[Required action] The line containing "Set-up of the" marks the end: output every line of the data up to it, and that line too, exactly as written.

[Available data]
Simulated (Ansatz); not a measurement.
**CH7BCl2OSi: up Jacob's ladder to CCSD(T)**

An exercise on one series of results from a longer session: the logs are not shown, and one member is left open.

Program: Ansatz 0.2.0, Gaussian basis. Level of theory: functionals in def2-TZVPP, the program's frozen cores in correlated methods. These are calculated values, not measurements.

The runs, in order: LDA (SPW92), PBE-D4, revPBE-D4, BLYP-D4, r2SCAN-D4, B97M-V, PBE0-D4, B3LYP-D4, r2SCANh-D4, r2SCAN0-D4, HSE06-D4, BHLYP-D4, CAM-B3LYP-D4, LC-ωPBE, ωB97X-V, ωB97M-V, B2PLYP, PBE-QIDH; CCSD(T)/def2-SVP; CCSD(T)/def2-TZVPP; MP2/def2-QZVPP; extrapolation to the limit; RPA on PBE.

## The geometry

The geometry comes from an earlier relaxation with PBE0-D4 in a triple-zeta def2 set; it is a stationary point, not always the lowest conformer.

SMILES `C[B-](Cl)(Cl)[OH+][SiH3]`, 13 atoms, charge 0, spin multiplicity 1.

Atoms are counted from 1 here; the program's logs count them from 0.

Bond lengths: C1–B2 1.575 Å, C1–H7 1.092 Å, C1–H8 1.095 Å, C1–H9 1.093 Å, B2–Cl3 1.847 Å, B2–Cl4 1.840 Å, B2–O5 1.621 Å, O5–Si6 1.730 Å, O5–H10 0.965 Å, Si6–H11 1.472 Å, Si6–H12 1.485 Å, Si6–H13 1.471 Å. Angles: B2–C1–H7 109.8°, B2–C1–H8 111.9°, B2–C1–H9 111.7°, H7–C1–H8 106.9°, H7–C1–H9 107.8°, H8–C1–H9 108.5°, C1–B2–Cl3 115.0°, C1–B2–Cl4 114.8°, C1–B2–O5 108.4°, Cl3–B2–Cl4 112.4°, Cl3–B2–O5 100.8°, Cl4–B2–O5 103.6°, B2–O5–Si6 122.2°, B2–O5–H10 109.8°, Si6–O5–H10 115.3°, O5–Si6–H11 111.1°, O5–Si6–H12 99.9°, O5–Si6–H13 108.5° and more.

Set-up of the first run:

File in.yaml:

[Exercise result]
Simulated (Ansatz); not a measurement.
**CH7BCl2OSi: up Jacob's ladder to CCSD(T)**

An exercise on one series of results from a longer session: the logs are not shown, and one member is left open.

Program: Ansatz 0.2.0, Gaussian basis. Level of theory: functionals in def2-TZVPP, the program's frozen cores in correlated methods. These are calculated values, not measurements.

The runs, in order: LDA (SPW92), PBE-D4, revPBE-D4, BLYP-D4, r2SCAN-D4, B97M-V, PBE0-D4, B3LYP-D4, r2SCANh-D4, r2SCAN0-D4, HSE06-D4, BHLYP-D4, CAM-B3LYP-D4, LC-ωPBE, ωB97X-V, ωB97M-V, B2PLYP, PBE-QIDH; CCSD(T)/def2-SVP; CCSD(T)/def2-TZVPP; MP2/def2-QZVPP; extrapolation to the limit; RPA on PBE.

## The geometry

The geometry comes from an earlier relaxation with PBE0-D4 in a triple-zeta def2 set; it is a stationary point, not always the lowest conformer.

SMILES `C[B-](Cl)(Cl)[OH+][SiH3]`, 13 atoms, charge 0, spin multiplicity 1.

Atoms are counted from 1 here; the program's logs count them from 0.

Bond lengths: C1–B2 1.575 Å, C1–H7 1.092 Å, C1–H8 1.095 Å, C1–H9 1.093 Å, B2–Cl3 1.847 Å, B2–Cl4 1.840 Å, B2–O5 1.621 Å, O5–Si6 1.730 Å, O5–H10 0.965 Å, Si6–H11 1.472 Å, Si6–H12 1.485 Å, Si6–H13 1.471 Å. Angles: B2–C1–H7 109.8°, B2–C1–H8 111.9°, B2–C1–H9 111.7°, H7–C1–H8 106.9°, H7–C1–H9 107.8°, H8–C1–H9 108.5°, C1–B2–Cl3 115.0°, C1–B2–Cl4 114.8°, C1–B2–O5 108.4°, Cl3–B2–Cl4 112.4°, Cl3–B2–O5 100.8°, Cl4–B2–O5 103.6°, B2–O5–Si6 122.2°, B2–O5–H10 109.8°, Si6–O5–H10 115.3°, O5–Si6–H11 111.1°, O5–Si6–H12 99.9°, O5–Si6–H13 108.5° and more.

Set-up of the first run:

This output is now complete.